▶ **ASSIGNMENT**
What you return must match the material exactly, with every line present.

▶ **GIVEN ENTRIES**
*** Begin section ***
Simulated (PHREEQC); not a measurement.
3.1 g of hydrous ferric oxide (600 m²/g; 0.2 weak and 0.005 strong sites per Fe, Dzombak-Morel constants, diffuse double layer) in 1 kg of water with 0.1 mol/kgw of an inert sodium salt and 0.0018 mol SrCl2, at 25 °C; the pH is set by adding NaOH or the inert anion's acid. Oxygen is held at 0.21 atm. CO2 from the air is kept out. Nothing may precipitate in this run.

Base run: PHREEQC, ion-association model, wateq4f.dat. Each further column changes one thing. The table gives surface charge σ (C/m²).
*** End section ***

▶ **WRITTEN REPLY**
Simulated (PHREEQC); not a measurement.
3.1 g of hydrous ferric oxide (600 m²/g; 0.2 weak and 0.005 strong sites per Fe, Dzombak-Morel constants, diffuse double layer) in 1 kg of water with 0.1 mol/kgw of an inert sodium salt and 0.0018 mol SrCl2, at 25 °C; the pH is set by adding NaOH or the inert anion's acid. Oxygen is held at 0.21 atm. CO2 from the air is kept out. Nothing may precipitate in this run.

Base run: PHREEQC, ion-association model, wateq4f.dat. Each further column changes one thing. The table gives surface charge σ (C/m²).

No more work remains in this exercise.